==== SOURCE DATA

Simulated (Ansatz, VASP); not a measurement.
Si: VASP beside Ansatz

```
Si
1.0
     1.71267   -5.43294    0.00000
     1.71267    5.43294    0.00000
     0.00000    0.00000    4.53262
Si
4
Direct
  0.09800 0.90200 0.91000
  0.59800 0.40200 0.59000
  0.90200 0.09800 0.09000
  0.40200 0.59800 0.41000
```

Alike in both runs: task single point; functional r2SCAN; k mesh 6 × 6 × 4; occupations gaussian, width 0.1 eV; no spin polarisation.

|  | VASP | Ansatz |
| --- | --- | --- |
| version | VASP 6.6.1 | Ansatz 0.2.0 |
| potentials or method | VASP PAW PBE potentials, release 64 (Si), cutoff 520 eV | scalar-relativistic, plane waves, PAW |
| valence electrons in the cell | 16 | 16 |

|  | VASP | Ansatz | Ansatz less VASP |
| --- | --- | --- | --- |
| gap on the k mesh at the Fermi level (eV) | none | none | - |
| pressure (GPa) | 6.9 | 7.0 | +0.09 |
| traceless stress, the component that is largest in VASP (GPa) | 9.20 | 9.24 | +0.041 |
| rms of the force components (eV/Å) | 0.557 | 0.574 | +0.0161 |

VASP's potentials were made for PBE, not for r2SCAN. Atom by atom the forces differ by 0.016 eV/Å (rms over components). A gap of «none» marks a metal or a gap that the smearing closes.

========

ACTIVITY | Up to and including the line with "0.574 | +0.0161 |", output each line of the entries above exactly, starting from the first.

EXERCISE RESPONSE |
Simulated (Ansatz, VASP); not a measurement.
Si: VASP beside Ansatz

```
Si
1.0
     1.71267   -5.43294    0.00000
     1.71267    5.43294    0.00000
     0.00000    0.00000    4.53262
Si
4
Direct
  0.09800 0.90200 0.91000
  0.59800 0.40200 0.59000
  0.90200 0.09800 0.09000
  0.40200 0.59800 0.41000
```

Alike in both runs: task single point; functional r2SCAN; k mesh 6 × 6 × 4; occupations gaussian, width 0.1 eV; no spin polarisation.

|  | VASP | Ansatz |
| --- | --- | --- |
| version | VASP 6.6.1 | Ansatz 0.2.0 |
| potentials or method | VASP PAW PBE potentials, release 64 (Si), cutoff 520 eV | scalar-relativistic, plane waves, PAW |
| valence electrons in the cell | 16 | 16 |

|  | VASP | Ansatz | Ansatz less VASP |
| --- | --- | --- | --- |
| gap on the k mesh at the Fermi level (eV) | none | none | - |
| pressure (GPa) | 6.9 | 7.0 | +0.09 |
| traceless stress, the component that is largest in VASP (GPa) | 9.20 | 9.24 | +0.041 |
| rms of the force components (eV/Å) | 0.557 | 0.574 | +0.0161 |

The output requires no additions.